• Data section:
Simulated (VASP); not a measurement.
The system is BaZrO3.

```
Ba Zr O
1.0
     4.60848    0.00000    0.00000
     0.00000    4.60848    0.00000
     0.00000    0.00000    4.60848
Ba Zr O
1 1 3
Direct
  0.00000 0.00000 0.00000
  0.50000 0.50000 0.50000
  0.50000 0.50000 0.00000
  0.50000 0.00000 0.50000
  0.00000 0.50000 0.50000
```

• Assigned task:
All the material above is to be returned exactly as it stands.

• Answer box:
Simulated (VASP); not a measurement.
The system is BaZrO3.

```
Ba Zr O
1.0
     4.60848    0.00000    0.00000
     0.00000    4.60848    0.00000
     0.00000    0.00000    4.60848
Ba Zr O
1 1 3
Direct
  0.00000 0.00000 0.00000
  0.50000 0.50000 0.50000
  0.50000 0.50000 0.00000
  0.50000 0.00000 0.50000
  0.00000 0.50000 0.50000
```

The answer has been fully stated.